[Start of Attachment]
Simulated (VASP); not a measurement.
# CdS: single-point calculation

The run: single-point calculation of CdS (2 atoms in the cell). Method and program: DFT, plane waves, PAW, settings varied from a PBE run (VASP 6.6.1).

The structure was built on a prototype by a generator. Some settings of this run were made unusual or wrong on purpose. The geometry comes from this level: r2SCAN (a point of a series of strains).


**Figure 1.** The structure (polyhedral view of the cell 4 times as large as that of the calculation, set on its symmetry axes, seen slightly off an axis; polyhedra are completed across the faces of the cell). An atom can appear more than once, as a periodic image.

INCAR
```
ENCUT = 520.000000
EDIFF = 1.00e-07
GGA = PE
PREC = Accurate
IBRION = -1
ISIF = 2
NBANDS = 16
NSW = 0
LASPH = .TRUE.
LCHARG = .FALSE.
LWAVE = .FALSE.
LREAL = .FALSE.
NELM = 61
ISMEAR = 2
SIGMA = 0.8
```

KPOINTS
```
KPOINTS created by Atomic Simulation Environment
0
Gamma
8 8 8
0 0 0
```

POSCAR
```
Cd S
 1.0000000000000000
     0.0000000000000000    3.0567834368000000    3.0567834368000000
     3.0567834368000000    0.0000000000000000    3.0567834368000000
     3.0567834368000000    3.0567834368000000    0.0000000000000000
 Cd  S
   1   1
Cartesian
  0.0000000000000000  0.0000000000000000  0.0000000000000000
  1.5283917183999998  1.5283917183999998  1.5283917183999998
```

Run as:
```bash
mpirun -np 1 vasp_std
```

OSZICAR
[End of Attachment]

Exercise:
Set down the whole listing once more, exactly as it appears.

Task result:
Simulated (VASP); not a measurement.
# CdS: single-point calculation

The run: single-point calculation of CdS (2 atoms in the cell). Method and program: DFT, plane waves, PAW, settings varied from a PBE run (VASP 6.6.1).

The structure was built on a prototype by a generator. Some settings of this run were made unusual or wrong on purpose. The geometry comes from this level: r2SCAN (a point of a series of strains).


**Figure 1.** The structure (polyhedral view of the cell 4 times as large as that of the calculation, set on its symmetry axes, seen slightly off an axis; polyhedra are completed across the faces of the cell). An atom can appear more than once, as a periodic image.

INCAR
```
ENCUT = 520.000000
EDIFF = 1.00e-07
GGA = PE
PREC = Accurate
IBRION = -1
ISIF = 2
NBANDS = 16
NSW = 0
LASPH = .TRUE.
LCHARG = .FALSE.
LWAVE = .FALSE.
LREAL = .FALSE.
NELM = 61
ISMEAR = 2
SIGMA = 0.8
```

KPOINTS
```
KPOINTS created by Atomic Simulation Environment
0
Gamma
8 8 8
0 0 0
```

POSCAR
```
Cd S
 1.0000000000000000
     0.0000000000000000    3.0567834368000000    3.0567834368000000
     3.0567834368000000    0.0000000000000000    3.0567834368000000
     3.0567834368000000    3.0567834368000000    0.0000000000000000
 Cd  S
   1   1
Cartesian
  0.0000000000000000  0.0000000000000000  0.0000000000000000
  1.5283917183999998  1.5283917183999998  1.5283917183999998
```

Run as:
```bash
mpirun -np 1 vasp_std
```

OSZICAR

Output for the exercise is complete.